*** Opening DATASET ENTRIES ***

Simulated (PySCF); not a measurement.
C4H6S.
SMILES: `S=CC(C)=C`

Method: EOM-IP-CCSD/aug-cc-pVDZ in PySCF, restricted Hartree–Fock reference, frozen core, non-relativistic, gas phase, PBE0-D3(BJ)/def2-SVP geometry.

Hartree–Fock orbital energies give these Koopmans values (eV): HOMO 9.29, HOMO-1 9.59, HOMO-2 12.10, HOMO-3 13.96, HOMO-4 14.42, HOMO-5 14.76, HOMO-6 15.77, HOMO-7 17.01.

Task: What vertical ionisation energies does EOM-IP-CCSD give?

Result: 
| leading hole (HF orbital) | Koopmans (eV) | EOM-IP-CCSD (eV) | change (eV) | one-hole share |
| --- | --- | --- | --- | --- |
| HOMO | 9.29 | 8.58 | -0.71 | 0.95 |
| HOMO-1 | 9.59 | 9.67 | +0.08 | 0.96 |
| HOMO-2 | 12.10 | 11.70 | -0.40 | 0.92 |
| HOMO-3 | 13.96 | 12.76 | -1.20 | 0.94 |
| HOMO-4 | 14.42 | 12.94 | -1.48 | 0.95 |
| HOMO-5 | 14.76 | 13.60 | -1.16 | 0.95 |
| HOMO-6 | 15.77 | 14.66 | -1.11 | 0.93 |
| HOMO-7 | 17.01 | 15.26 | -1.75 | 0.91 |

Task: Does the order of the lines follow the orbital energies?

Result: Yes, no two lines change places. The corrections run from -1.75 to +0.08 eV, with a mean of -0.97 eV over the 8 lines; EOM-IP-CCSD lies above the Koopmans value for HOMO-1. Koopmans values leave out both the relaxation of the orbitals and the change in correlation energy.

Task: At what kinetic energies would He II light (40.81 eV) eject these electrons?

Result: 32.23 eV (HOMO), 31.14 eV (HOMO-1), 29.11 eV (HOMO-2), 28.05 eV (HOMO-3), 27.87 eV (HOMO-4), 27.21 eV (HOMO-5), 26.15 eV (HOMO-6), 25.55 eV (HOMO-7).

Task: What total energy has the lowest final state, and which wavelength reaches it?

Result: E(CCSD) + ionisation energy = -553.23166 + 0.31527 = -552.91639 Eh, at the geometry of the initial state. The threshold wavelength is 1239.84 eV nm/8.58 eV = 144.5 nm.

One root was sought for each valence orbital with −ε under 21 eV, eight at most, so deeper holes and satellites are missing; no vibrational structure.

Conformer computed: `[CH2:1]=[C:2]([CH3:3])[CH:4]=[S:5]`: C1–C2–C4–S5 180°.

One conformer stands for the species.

*** Closing DATASET ENTRIES ***

## WORK REQUEST
Word for word, please print every line from the beginning of the records to the line bearing "Task: Does the", counting both ends and stopping there.

## RESULT
Simulated (PySCF); not a measurement.
C4H6S.
SMILES: `S=CC(C)=C`

Method: EOM-IP-CCSD/aug-cc-pVDZ in PySCF, restricted Hartree–Fock reference, frozen core, non-relativistic, gas phase, PBE0-D3(BJ)/def2-SVP geometry.

Hartree–Fock orbital energies give these Koopmans values (eV): HOMO 9.29, HOMO-1 9.59, HOMO-2 12.10, HOMO-3 13.96, HOMO-4 14.42, HOMO-5 14.76, HOMO-6 15.77, HOMO-7 17.01.

Task: What vertical ionisation energies does EOM-IP-CCSD give?

Result: 
| leading hole (HF orbital) | Koopmans (eV) | EOM-IP-CCSD (eV) | change (eV) | one-hole share |
| --- | --- | --- | --- | --- |
| HOMO | 9.29 | 8.58 | -0.71 | 0.95 |
| HOMO-1 | 9.59 | 9.67 | +0.08 | 0.96 |
| HOMO-2 | 12.10 | 11.70 | -0.40 | 0.92 |
| HOMO-3 | 13.96 | 12.76 | -1.20 | 0.94 |
| HOMO-4 | 14.42 | 12.94 | -1.48 | 0.95 |
| HOMO-5 | 14.76 | 13.60 | -1.16 | 0.95 |
| HOMO-6 | 15.77 | 14.66 | -1.11 | 0.93 |
| HOMO-7 | 17.01 | 15.26 | -1.75 | 0.91 |

Task: Does the order of the lines follow the orbital energies?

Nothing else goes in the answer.